* Exercise: Nothing is needed except the lines below that run from the one with "These are the" through the one with "Left out are", repeated exactly.

——————
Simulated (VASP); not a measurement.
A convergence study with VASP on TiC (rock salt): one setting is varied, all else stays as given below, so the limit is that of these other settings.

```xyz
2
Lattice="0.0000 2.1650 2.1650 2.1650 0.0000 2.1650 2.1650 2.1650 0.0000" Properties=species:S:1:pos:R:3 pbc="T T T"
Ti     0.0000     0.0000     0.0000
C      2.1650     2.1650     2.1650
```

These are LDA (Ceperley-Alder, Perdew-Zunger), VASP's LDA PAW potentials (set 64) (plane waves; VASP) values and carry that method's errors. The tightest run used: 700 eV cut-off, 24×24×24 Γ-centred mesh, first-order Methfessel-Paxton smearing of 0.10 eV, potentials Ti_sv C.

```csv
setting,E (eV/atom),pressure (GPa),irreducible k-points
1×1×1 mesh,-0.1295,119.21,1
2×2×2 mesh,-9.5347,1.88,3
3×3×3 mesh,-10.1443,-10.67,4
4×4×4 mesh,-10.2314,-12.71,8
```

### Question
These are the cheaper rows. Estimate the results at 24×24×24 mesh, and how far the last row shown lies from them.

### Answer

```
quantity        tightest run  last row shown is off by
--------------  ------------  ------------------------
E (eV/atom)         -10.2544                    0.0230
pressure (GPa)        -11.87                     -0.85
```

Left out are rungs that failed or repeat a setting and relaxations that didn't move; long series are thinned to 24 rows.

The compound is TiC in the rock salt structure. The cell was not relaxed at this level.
——————

* Task result:
These are the cheaper rows. Estimate the results at 24×24×24 mesh, and how far the last row shown lies from them.

### Answer

```
quantity        tightest run  last row shown is off by
--------------  ------------  ------------------------
E (eV/atom)         -10.2544                    0.0230
pressure (GPa)        -11.87                     -0.85
```

Left out are rungs that failed or repeat a setting and relaxations that didn't move; long series are thinned to 24 rows.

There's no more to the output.